_DATA LISTING_.
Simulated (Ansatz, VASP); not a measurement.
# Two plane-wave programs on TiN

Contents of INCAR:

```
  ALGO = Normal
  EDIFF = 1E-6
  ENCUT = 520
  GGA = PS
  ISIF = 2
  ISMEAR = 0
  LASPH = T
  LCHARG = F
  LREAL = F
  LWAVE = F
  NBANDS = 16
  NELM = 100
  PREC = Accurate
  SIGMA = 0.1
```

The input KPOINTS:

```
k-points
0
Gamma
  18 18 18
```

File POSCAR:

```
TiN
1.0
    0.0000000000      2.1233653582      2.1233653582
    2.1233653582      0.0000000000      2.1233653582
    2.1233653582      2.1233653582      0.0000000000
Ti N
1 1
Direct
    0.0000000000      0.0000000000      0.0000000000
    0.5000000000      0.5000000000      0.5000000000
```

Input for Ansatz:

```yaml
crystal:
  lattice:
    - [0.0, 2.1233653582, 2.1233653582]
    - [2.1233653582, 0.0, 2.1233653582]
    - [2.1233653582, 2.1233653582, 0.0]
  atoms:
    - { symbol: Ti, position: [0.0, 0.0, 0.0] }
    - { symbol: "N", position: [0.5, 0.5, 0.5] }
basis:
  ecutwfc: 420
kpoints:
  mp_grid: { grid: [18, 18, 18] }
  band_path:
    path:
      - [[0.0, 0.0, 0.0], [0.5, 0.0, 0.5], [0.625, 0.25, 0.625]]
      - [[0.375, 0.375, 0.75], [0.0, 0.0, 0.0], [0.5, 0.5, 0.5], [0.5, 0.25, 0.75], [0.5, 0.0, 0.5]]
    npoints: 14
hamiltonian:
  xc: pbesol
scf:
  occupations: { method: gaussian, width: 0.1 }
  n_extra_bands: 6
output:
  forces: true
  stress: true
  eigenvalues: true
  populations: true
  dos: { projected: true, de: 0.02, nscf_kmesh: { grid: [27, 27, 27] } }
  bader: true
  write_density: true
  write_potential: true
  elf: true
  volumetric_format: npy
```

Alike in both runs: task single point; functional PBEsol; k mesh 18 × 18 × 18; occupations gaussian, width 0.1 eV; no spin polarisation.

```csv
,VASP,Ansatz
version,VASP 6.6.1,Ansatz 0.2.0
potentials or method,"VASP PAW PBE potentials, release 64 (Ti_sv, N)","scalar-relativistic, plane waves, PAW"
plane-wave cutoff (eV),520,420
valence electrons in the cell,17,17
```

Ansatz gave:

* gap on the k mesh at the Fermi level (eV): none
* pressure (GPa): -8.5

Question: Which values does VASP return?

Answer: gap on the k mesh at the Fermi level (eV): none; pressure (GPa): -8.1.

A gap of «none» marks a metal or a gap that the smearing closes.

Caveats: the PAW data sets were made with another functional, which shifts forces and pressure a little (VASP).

_WORK ORDER_.
What is needed is an exact copy of the entries from their first line down to the line with "Question: Which values does VASP return?", that line included, and nothing beyond it.

_WRITTEN ANSWER_.
Simulated (Ansatz, VASP); not a measurement.
# Two plane-wave programs on TiN

Contents of INCAR:

```
  ALGO = Normal
  EDIFF = 1E-6
  ENCUT = 520
  GGA = PS
  ISIF = 2
  ISMEAR = 0
  LASPH = T
  LCHARG = F
  LREAL = F
  LWAVE = F
  NBANDS = 16
  NELM = 100
  PREC = Accurate
  SIGMA = 0.1
```

The input KPOINTS:

```
k-points
0
Gamma
  18 18 18
```

File POSCAR:

```
TiN
1.0
    0.0000000000      2.1233653582      2.1233653582
    2.1233653582      0.0000000000      2.1233653582
    2.1233653582      2.1233653582      0.0000000000
Ti N
1 1
Direct
    0.0000000000      0.0000000000      0.0000000000
    0.5000000000      0.5000000000      0.5000000000
```

Input for Ansatz:

```yaml
crystal:
  lattice:
    - [0.0, 2.1233653582, 2.1233653582]
    - [2.1233653582, 0.0, 2.1233653582]
    - [2.1233653582, 2.1233653582, 0.0]
  atoms:
    - { symbol: Ti, position: [0.0, 0.0, 0.0] }
    - { symbol: "N", position: [0.5, 0.5, 0.5] }
basis:
  ecutwfc: 420
kpoints:
  mp_grid: { grid: [18, 18, 18] }
  band_path:
    path:
      - [[0.0, 0.0, 0.0], [0.5, 0.0, 0.5], [0.625, 0.25, 0.625]]
      - [[0.375, 0.375, 0.75], [0.0, 0.0, 0.0], [0.5, 0.5, 0.5], [0.5, 0.25, 0.75], [0.5, 0.0, 0.5]]
    npoints: 14
hamiltonian:
  xc: pbesol
scf:
  occupations: { method: gaussian, width: 0.1 }
  n_extra_bands: 6
output:
  forces: true
  stress: true
  eigenvalues: true
  populations: true
  dos: { projected: true, de: 0.02, nscf_kmesh: { grid: [27, 27, 27] } }
  bader: true
  write_density: true
  write_potential: true
  elf: true
  volumetric_format: npy
```

Alike in both runs: task single point; functional PBEsol; k mesh 18 × 18 × 18; occupations gaussian, width 0.1 eV; no spin polarisation.

```csv
,VASP,Ansatz
version,VASP 6.6.1,Ansatz 0.2.0
potentials or method,"VASP PAW PBE potentials, release 64 (Ti_sv, N)","scalar-relativistic, plane waves, PAW"
plane-wave cutoff (eV),520,420
valence electrons in the cell,17,17
```

Ansatz gave:

* gap on the k mesh at the Fermi level (eV): none
* pressure (GPa): -8.5

Question: Which values does VASP return?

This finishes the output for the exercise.